Task item:
From the records below, output exactly the lines running from the line containing "eV | 0.58 eV |" through the line containing "Band v is the", and no others.

=== Material provided ===
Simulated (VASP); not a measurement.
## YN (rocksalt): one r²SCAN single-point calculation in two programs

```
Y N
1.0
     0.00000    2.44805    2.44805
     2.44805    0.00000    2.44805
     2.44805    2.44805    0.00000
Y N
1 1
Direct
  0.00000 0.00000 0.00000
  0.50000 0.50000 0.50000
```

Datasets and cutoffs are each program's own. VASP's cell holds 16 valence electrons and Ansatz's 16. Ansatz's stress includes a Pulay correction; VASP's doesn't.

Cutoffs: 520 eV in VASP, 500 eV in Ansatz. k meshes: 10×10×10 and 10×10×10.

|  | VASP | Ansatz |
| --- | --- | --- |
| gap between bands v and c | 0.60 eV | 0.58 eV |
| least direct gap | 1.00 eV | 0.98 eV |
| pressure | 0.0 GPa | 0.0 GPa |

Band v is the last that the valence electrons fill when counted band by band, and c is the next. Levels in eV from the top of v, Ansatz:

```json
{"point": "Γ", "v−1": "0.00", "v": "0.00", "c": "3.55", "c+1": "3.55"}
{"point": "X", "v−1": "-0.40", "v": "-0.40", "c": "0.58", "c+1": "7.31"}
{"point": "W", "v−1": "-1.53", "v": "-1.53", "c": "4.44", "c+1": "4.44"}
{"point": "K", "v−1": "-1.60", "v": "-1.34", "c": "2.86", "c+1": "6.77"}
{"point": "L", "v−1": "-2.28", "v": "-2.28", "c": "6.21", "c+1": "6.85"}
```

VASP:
===

Answer box:
| gap between bands v and c | 0.60 eV | 0.58 eV |
| least direct gap | 1.00 eV | 0.98 eV |
| pressure | 0.0 GPa | 0.0 GPa |

Band v is the last that the valence electrons fill when counted band by band, and c is the next. Levels in eV from the top of v, Ansatz:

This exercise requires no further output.